● Work instruction
Output each entry exactly; skip nothing.

+ + + +
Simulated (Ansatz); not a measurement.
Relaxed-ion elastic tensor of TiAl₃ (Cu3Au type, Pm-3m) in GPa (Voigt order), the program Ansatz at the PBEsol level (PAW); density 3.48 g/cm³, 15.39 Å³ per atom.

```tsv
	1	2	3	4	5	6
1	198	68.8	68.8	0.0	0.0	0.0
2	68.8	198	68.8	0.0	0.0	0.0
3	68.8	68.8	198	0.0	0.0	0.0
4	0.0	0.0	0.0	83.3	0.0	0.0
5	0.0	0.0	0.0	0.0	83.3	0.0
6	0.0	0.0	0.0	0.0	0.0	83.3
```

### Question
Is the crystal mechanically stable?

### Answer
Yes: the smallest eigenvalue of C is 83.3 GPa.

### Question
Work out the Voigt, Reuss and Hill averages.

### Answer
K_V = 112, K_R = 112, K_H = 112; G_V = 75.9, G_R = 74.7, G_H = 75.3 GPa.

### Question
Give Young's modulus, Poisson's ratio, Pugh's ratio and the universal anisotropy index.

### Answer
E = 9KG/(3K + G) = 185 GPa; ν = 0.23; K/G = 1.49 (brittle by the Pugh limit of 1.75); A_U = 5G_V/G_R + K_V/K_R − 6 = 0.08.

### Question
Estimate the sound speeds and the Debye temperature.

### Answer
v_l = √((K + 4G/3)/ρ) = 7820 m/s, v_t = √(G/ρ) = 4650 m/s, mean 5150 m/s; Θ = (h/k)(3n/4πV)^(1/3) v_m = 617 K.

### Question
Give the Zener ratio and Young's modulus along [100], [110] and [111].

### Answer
+ + + +

● Answer section
Simulated (Ansatz); not a measurement.
Relaxed-ion elastic tensor of TiAl₃ (Cu3Au type, Pm-3m) in GPa (Voigt order), the program Ansatz at the PBEsol level (PAW); density 3.48 g/cm³, 15.39 Å³ per atom.

```tsv
	1	2	3	4	5	6
1	198	68.8	68.8	0.0	0.0	0.0
2	68.8	198	68.8	0.0	0.0	0.0
3	68.8	68.8	198	0.0	0.0	0.0
4	0.0	0.0	0.0	83.3	0.0	0.0
5	0.0	0.0	0.0	0.0	83.3	0.0
6	0.0	0.0	0.0	0.0	0.0	83.3
```

### Question
Is the crystal mechanically stable?

### Answer
Yes: the smallest eigenvalue of C is 83.3 GPa.

### Question
Work out the Voigt, Reuss and Hill averages.

### Answer
K_V = 112, K_R = 112, K_H = 112; G_V = 75.9, G_R = 74.7, G_H = 75.3 GPa.

### Question
Give Young's modulus, Poisson's ratio, Pugh's ratio and the universal anisotropy index.

### Answer
E = 9KG/(3K + G) = 185 GPa; ν = 0.23; K/G = 1.49 (brittle by the Pugh limit of 1.75); A_U = 5G_V/G_R + K_V/K_R − 6 = 0.08.

### Question
Estimate the sound speeds and the Debye temperature.

### Answer
v_l = √((K + 4G/3)/ρ) = 7820 m/s, v_t = √(G/ρ) = 4650 m/s, mean 5150 m/s; Θ = (h/k)(3n/4πV)^(1/3) v_m = 617 K.

### Question
Give the Zener ratio and Young's modulus along [100], [110] and [111].

### Answer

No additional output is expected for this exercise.